ASSIGNMENT: The listing that follows should be reproduced exactly, line for line.

### EXTRACTED ENTRIES ###

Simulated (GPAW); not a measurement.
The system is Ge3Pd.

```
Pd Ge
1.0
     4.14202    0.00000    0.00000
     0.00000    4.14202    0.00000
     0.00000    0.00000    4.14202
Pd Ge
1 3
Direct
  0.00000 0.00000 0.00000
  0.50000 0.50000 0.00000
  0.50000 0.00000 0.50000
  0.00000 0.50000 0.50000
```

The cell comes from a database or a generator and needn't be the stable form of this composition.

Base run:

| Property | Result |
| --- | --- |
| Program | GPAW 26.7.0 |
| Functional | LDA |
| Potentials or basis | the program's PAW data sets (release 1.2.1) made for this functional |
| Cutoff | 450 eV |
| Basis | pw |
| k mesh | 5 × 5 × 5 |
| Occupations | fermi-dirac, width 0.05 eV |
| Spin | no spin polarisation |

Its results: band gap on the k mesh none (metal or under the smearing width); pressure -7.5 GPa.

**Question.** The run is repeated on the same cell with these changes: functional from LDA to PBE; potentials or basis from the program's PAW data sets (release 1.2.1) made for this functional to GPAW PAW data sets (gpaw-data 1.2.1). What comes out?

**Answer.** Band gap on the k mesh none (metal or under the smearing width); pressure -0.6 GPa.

###

TASK OUTPUT:
Simulated (GPAW); not a measurement.
The system is Ge3Pd.

```
Pd Ge
1.0
     4.14202    0.00000    0.00000
     0.00000    4.14202    0.00000
     0.00000    0.00000    4.14202
Pd Ge
1 3
Direct
  0.00000 0.00000 0.00000
  0.50000 0.50000 0.00000
  0.50000 0.00000 0.50000
  0.00000 0.50000 0.50000
```

The cell comes from a database or a generator and needn't be the stable form of this composition.

Base run:

| Property | Result |
| --- | --- |
| Program | GPAW 26.7.0 |
| Functional | LDA |
| Potentials or basis | the program's PAW data sets (release 1.2.1) made for this functional |
| Cutoff | 450 eV |
| Basis | pw |
| k mesh | 5 × 5 × 5 |
| Occupations | fermi-dirac, width 0.05 eV |
| Spin | no spin polarisation |

Its results: band gap on the k mesh none (metal or under the smearing width); pressure -7.5 GPa.

**Question.** The run is repeated on the same cell with these changes: functional from LDA to PBE; potentials or basis from the program's PAW data sets (release 1.2.1) made for this functional to GPAW PAW data sets (gpaw-data 1.2.1). What comes out?

**Answer.** Band gap on the k mesh none (metal or under the smearing width); pressure -0.6 GPa.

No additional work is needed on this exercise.